**Work task**
Every entry must be output exactly as it is written.

**Provided information**
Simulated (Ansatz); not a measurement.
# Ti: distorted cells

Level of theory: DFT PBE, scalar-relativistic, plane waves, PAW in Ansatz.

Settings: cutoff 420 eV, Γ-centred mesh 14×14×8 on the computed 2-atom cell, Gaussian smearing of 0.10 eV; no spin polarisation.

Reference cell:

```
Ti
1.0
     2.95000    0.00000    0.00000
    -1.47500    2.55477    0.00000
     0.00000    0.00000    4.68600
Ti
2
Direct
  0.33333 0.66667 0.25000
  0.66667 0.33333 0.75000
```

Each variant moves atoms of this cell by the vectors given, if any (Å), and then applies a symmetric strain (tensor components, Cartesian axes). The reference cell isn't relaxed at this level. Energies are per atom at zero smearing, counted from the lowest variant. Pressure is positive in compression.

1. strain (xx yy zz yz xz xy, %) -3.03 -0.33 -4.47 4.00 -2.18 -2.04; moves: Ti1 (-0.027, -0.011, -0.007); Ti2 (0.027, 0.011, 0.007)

**Written solution**
Simulated (Ansatz); not a measurement.
# Ti: distorted cells

Level of theory: DFT PBE, scalar-relativistic, plane waves, PAW in Ansatz.

Settings: cutoff 420 eV, Γ-centred mesh 14×14×8 on the computed 2-atom cell, Gaussian smearing of 0.10 eV; no spin polarisation.

Reference cell:

```
Ti
1.0
     2.95000    0.00000    0.00000
    -1.47500    2.55477    0.00000
     0.00000    0.00000    4.68600
Ti
2
Direct
  0.33333 0.66667 0.25000
  0.66667 0.33333 0.75000
```

Each variant moves atoms of this cell by the vectors given, if any (Å), and then applies a symmetric strain (tensor components, Cartesian axes). The reference cell isn't relaxed at this level. Energies are per atom at zero smearing, counted from the lowest variant. Pressure is positive in compression.

1. strain (xx yy zz yz xz xy, %) -3.03 -0.33 -4.47 4.00 -2.18 -2.04; moves: Ti1 (-0.027, -0.011, -0.007); Ti2 (0.027, 0.011, 0.007)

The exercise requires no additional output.